Work instruction> In your answer, reproduce exactly the lines from the beginning of the listing below through the one containing "C. level revPBE;", and only those lines.

Records supplied>
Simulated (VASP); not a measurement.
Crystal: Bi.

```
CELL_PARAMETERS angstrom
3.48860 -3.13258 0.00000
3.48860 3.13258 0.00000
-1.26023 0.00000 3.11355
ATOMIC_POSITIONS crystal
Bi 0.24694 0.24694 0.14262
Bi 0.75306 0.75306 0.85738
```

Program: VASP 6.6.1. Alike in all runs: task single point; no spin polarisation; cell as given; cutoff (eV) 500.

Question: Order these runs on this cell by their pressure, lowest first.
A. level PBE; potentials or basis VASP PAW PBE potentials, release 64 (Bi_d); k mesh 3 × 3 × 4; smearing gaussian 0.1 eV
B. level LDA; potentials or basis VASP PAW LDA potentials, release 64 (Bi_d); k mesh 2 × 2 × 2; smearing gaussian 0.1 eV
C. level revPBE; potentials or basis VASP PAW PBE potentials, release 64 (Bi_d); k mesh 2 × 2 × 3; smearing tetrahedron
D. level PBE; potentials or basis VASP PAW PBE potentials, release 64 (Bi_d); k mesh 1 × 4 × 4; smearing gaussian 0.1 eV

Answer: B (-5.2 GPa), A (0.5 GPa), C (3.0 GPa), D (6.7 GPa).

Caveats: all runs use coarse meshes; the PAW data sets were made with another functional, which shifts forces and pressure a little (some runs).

Task response>
Simulated (VASP); not a measurement.
Crystal: Bi.

```
CELL_PARAMETERS angstrom
3.48860 -3.13258 0.00000
3.48860 3.13258 0.00000
-1.26023 0.00000 3.11355
ATOMIC_POSITIONS crystal
Bi 0.24694 0.24694 0.14262
Bi 0.75306 0.75306 0.85738
```

Program: VASP 6.6.1. Alike in all runs: task single point; no spin polarisation; cell as given; cutoff (eV) 500.

Question: Order these runs on this cell by their pressure, lowest first.
A. level PBE; potentials or basis VASP PAW PBE potentials, release 64 (Bi_d); k mesh 3 × 3 × 4; smearing gaussian 0.1 eV
B. level LDA; potentials or basis VASP PAW LDA potentials, release 64 (Bi_d); k mesh 2 × 2 × 2; smearing gaussian 0.1 eV
C. level revPBE; potentials or basis VASP PAW PBE potentials, release 64 (Bi_d); k mesh 2 × 2 × 3; smearing tetrahedron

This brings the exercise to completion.